*** Opening DATA SUPPLIED ***

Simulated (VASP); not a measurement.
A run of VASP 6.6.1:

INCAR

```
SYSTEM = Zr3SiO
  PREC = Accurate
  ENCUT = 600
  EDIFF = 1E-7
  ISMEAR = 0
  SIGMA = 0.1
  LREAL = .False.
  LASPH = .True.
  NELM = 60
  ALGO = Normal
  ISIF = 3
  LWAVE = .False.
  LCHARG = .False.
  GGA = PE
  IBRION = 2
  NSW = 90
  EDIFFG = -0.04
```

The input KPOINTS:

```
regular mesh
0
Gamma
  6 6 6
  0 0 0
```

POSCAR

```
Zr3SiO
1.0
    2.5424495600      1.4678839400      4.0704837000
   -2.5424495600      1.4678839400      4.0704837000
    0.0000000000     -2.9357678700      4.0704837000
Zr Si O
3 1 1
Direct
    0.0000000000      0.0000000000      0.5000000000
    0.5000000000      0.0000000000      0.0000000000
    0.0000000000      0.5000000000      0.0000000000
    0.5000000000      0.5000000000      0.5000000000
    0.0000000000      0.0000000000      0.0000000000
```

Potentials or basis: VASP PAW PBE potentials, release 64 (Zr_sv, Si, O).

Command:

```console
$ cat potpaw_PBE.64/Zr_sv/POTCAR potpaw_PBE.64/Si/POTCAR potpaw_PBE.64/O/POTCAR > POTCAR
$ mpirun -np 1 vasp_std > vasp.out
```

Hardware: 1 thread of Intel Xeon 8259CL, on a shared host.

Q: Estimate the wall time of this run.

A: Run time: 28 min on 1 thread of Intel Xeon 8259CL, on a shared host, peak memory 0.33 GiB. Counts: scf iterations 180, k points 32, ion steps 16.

*** Closing DATA SUPPLIED ***

§ WORK ORDER
Repeat the material above in full. Change no word.

§ WRITTEN ANSWER
Simulated (VASP); not a measurement.
A run of VASP 6.6.1:

INCAR

```
SYSTEM = Zr3SiO
  PREC = Accurate
  ENCUT = 600
  EDIFF = 1E-7
  ISMEAR = 0
  SIGMA = 0.1
  LREAL = .False.
  LASPH = .True.
  NELM = 60
  ALGO = Normal
  ISIF = 3
  LWAVE = .False.
  LCHARG = .False.
  GGA = PE
  IBRION = 2
  NSW = 90
  EDIFFG = -0.04
```

The input KPOINTS:

```
regular mesh
0
Gamma
  6 6 6
  0 0 0
```

POSCAR

```
Zr3SiO
1.0
    2.5424495600      1.4678839400      4.0704837000
   -2.5424495600      1.4678839400      4.0704837000
    0.0000000000     -2.9357678700      4.0704837000
Zr Si O
3 1 1
Direct
    0.0000000000      0.0000000000      0.5000000000
    0.5000000000      0.0000000000      0.0000000000
    0.0000000000      0.5000000000      0.0000000000
    0.5000000000      0.5000000000      0.5000000000
    0.0000000000      0.0000000000      0.0000000000
```

Potentials or basis: VASP PAW PBE potentials, release 64 (Zr_sv, Si, O).

Command:

```console
$ cat potpaw_PBE.64/Zr_sv/POTCAR potpaw_PBE.64/Si/POTCAR potpaw_PBE.64/O/POTCAR > POTCAR
$ mpirun -np 1 vasp_std > vasp.out
```

Hardware: 1 thread of Intel Xeon 8259CL, on a shared host.

Q: Estimate the wall time of this run.

A: Run time: 28 min on 1 thread of Intel Xeon 8259CL, on a shared host, peak memory 0.33 GiB. Counts: scf iterations 180, k points 32, ion steps 16.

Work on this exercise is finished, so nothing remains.